Assigned task = Every line of the data below should be retyped exactly.

------ Dataset extract ------

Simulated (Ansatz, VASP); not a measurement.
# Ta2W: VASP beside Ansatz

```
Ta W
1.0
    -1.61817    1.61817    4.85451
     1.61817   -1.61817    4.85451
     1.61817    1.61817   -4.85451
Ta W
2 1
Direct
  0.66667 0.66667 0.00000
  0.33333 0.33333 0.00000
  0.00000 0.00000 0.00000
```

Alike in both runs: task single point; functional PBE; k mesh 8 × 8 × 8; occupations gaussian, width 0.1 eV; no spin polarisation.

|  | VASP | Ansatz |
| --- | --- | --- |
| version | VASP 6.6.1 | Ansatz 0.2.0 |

------

Written solution =
Simulated (Ansatz, VASP); not a measurement.
# Ta2W: VASP beside Ansatz

```
Ta W
1.0
    -1.61817    1.61817    4.85451
     1.61817   -1.61817    4.85451
     1.61817    1.61817   -4.85451
Ta W
2 1
Direct
  0.66667 0.66667 0.00000
  0.33333 0.33333 0.00000
  0.00000 0.00000 0.00000
```

Alike in both runs: task single point; functional PBE; k mesh 8 × 8 × 8; occupations gaussian, width 0.1 eV; no spin polarisation.

|  | VASP | Ansatz |
| --- | --- | --- |
| version | VASP 6.6.1 | Ansatz 0.2.0 |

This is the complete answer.